__Exercise__. Word for word, return the lines from the top of the listing to the line containing "# How GW settings move the gap: SrAlSiH", both ends included, and no others.

__Data supplied__.
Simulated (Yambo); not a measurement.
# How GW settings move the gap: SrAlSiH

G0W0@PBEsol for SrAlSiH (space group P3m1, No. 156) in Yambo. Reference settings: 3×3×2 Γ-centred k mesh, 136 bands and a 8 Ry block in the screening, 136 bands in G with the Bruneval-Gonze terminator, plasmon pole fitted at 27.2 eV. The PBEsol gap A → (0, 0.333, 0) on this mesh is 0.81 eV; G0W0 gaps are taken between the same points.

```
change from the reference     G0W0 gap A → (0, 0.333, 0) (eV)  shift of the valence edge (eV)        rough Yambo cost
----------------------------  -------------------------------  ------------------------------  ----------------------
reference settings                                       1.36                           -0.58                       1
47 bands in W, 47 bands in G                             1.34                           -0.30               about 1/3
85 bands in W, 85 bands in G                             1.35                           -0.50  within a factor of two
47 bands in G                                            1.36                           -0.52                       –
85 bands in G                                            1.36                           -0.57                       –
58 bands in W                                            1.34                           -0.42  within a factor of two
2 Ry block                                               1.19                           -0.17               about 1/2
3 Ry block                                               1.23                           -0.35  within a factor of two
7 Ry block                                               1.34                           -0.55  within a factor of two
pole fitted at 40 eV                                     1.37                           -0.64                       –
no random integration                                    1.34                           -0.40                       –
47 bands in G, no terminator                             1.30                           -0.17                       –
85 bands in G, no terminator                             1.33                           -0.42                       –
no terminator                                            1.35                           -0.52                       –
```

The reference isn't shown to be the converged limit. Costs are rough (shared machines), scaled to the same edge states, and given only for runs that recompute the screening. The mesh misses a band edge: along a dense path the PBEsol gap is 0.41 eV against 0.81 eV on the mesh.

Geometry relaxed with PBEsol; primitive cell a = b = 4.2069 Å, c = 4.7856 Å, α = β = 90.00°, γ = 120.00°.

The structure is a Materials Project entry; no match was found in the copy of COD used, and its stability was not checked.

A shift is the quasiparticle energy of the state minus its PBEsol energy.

__Task output__.
Simulated (Yambo); not a measurement.
# How GW settings move the gap: SrAlSiH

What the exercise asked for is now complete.